*Assignment*. To complete the exercise, write out all the data exactly.

#### Data excerpts ####

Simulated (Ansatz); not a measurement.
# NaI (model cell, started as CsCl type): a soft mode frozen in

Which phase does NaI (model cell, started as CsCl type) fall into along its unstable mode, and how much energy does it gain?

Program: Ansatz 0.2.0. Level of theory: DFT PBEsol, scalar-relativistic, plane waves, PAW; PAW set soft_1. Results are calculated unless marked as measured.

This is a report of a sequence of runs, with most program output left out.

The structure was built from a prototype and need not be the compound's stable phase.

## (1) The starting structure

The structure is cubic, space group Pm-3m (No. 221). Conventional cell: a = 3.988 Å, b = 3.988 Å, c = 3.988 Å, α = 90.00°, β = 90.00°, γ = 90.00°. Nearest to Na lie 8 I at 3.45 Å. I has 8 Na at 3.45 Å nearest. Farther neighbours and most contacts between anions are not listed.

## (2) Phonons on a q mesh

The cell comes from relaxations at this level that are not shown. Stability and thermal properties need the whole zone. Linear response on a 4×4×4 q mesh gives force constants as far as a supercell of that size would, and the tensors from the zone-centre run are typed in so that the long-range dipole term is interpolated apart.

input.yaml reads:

####

*Problem solution*.
Simulated (Ansatz); not a measurement.
# NaI (model cell, started as CsCl type): a soft mode frozen in

Which phase does NaI (model cell, started as CsCl type) fall into along its unstable mode, and how much energy does it gain?

Program: Ansatz 0.2.0. Level of theory: DFT PBEsol, scalar-relativistic, plane waves, PAW; PAW set soft_1. Results are calculated unless marked as measured.

This is a report of a sequence of runs, with most program output left out.

The structure was built from a prototype and need not be the compound's stable phase.

## (1) The starting structure

The structure is cubic, space group Pm-3m (No. 221). Conventional cell: a = 3.988 Å, b = 3.988 Å, c = 3.988 Å, α = 90.00°, β = 90.00°, γ = 90.00°. Nearest to Na lie 8 I at 3.45 Å. I has 8 Na at 3.45 Å nearest. Farther neighbours and most contacts between anions are not listed.

## (2) Phonons on a q mesh

The cell comes from relaxations at this level that are not shown. Stability and thermal properties need the whole zone. Linear response on a 4×4×4 q mesh gives force constants as far as a supercell of that size would, and the tensors from the zone-centre run are typed in so that the long-range dipole term is interpolated apart.

input.yaml reads:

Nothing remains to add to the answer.